Work task: Both the line with "Q: By hand: the entropy, in J/(mol·K)." and the line with "Q: By hand: H" in the records below must appear in the output, along with every line between them, exactly and with nothing added.

Source information:
##############################
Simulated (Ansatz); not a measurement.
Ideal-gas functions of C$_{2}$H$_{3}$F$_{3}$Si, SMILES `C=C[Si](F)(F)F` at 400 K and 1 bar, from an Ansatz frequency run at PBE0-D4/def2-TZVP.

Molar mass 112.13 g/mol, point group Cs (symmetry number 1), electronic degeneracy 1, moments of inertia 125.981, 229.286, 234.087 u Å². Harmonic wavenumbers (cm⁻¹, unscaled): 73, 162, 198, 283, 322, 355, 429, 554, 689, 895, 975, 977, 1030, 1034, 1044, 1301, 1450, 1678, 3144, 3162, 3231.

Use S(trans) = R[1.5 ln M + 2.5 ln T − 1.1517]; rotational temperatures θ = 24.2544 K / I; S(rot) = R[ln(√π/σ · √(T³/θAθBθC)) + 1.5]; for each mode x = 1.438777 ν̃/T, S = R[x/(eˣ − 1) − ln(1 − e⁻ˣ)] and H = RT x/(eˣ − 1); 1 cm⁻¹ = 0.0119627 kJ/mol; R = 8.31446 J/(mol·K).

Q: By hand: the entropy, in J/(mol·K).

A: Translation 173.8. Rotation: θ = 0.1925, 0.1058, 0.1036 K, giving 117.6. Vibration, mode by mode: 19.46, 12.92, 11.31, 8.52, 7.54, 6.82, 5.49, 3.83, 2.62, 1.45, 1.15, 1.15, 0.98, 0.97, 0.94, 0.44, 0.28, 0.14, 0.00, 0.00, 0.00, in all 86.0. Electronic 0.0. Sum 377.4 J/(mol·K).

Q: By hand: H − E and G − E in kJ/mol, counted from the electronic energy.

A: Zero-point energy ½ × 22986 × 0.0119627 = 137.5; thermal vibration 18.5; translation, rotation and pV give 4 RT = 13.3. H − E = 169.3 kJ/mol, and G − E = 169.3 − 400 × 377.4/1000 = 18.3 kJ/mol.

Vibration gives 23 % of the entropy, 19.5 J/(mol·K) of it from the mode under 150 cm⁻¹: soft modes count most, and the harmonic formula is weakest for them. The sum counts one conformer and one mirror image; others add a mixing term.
##############################

Response:
Q: By hand: the entropy, in J/(mol·K).

A: Translation 173.8. Rotation: θ = 0.1925, 0.1058, 0.1036 K, giving 117.6. Vibration, mode by mode: 19.46, 12.92, 11.31, 8.52, 7.54, 6.82, 5.49, 3.83, 2.62, 1.45, 1.15, 1.15, 0.98, 0.97, 0.94, 0.44, 0.28, 0.14, 0.00, 0.00, 0.00, in all 86.0. Electronic 0.0. Sum 377.4 J/(mol·K).

Q: By hand: H − E and G − E in kJ/mol, counted from the electronic energy.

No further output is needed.